[Start of section]
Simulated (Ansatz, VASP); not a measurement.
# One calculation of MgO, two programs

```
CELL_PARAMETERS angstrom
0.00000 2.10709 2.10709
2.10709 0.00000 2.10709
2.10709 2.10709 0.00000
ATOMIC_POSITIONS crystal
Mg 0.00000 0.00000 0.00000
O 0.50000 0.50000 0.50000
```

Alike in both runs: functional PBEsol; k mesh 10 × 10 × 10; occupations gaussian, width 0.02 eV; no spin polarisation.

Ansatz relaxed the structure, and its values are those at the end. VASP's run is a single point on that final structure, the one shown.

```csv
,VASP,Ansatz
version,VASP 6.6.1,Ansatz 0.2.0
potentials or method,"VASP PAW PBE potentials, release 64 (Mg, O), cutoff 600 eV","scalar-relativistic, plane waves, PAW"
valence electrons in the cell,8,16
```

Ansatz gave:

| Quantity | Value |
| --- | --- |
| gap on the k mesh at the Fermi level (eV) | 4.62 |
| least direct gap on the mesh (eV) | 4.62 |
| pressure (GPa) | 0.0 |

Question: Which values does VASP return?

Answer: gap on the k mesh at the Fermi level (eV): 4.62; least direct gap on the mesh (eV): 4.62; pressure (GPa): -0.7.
[End of section]

WORK ORDER => Say each line again exactly as it appears above.

ANSWER AREA =>
Simulated (Ansatz, VASP); not a measurement.
# One calculation of MgO, two programs

```
CELL_PARAMETERS angstrom
0.00000 2.10709 2.10709
2.10709 0.00000 2.10709
2.10709 2.10709 0.00000
ATOMIC_POSITIONS crystal
Mg 0.00000 0.00000 0.00000
O 0.50000 0.50000 0.50000
```

Alike in both runs: functional PBEsol; k mesh 10 × 10 × 10; occupations gaussian, width 0.02 eV; no spin polarisation.

Ansatz relaxed the structure, and its values are those at the end. VASP's run is a single point on that final structure, the one shown.

```csv
,VASP,Ansatz
version,VASP 6.6.1,Ansatz 0.2.0
potentials or method,"VASP PAW PBE potentials, release 64 (Mg, O), cutoff 600 eV","scalar-relativistic, plane waves, PAW"
valence electrons in the cell,8,16
```

Ansatz gave:

| Quantity | Value |
| --- | --- |
| gap on the k mesh at the Fermi level (eV) | 4.62 |
| least direct gap on the mesh (eV) | 4.62 |
| pressure (GPa) | 0.0 |

Question: Which values does VASP return?

Answer: gap on the k mesh at the Fermi level (eV): 4.62; least direct gap on the mesh (eV): 4.62; pressure (GPa): -0.7.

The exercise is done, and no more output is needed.